Task item
Among the lines below, restate word for word only those from the line with "These are results" through the line with "one is relaxed?", with both end lines kept.

>>>

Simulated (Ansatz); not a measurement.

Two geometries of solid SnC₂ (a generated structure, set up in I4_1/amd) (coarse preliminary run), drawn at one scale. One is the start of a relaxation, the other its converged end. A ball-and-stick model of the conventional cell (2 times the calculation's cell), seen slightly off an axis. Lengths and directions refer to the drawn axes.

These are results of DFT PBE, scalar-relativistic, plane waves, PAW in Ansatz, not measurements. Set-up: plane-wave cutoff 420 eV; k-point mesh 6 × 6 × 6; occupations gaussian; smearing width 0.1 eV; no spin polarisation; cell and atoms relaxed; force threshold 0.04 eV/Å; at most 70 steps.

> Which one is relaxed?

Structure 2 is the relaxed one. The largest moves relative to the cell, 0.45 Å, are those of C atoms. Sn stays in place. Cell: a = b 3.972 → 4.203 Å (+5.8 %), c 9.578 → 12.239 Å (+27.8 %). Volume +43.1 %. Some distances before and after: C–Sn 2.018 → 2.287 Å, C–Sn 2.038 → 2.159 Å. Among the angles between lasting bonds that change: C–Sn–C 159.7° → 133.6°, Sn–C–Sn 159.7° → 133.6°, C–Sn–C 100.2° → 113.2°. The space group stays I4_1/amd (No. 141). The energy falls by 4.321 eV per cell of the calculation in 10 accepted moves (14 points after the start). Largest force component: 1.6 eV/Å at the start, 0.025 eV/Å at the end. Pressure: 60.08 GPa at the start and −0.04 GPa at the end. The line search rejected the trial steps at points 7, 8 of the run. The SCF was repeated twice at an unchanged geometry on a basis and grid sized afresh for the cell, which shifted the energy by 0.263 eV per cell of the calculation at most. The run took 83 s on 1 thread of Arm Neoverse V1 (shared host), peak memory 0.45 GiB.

<<<

Task answer
These are results of DFT PBE, scalar-relativistic, plane waves, PAW in Ansatz, not measurements. Set-up: plane-wave cutoff 420 eV; k-point mesh 6 × 6 × 6; occupations gaussian; smearing width 0.1 eV; no spin polarisation; cell and atoms relaxed; force threshold 0.04 eV/Å; at most 70 steps.

> Which one is relaxed?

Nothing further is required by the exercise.